# Exercise
Starting at the first line of the data below, retype every line up to and including the one containing "A: The level".

*** Opening Data listing ***

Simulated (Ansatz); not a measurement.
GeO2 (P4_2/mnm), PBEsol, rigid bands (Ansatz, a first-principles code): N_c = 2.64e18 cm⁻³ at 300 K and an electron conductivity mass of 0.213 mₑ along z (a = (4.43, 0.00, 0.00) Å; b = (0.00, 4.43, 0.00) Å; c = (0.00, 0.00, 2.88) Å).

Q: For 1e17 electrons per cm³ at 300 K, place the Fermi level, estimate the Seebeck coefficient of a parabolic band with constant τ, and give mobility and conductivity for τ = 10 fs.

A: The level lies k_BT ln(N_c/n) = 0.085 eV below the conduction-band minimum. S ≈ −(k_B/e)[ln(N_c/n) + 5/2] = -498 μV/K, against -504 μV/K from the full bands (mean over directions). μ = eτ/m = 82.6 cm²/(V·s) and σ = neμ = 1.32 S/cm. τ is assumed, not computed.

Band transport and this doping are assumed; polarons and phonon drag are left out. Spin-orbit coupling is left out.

*** Closing Data listing ***

# Solution
Simulated (Ansatz); not a measurement.
GeO2 (P4_2/mnm), PBEsol, rigid bands (Ansatz, a first-principles code): N_c = 2.64e18 cm⁻³ at 300 K and an electron conductivity mass of 0.213 mₑ along z (a = (4.43, 0.00, 0.00) Å; b = (0.00, 4.43, 0.00) Å; c = (0.00, 0.00, 2.88) Å).

Q: For 1e17 electrons per cm³ at 300 K, place the Fermi level, estimate the Seebeck coefficient of a parabolic band with constant τ, and give mobility and conductivity for τ = 10 fs.

A: The level lies k_BT ln(N_c/n) = 0.085 eV below the conduction-band minimum. S ≈ −(k_B/e)[ln(N_c/n) + 5/2] = -498 μV/K, against -504 μV/K from the full bands (mean over directions). μ = eτ/m = 82.6 cm²/(V·s) and σ = neμ = 1.32 S/cm. τ is assumed, not computed.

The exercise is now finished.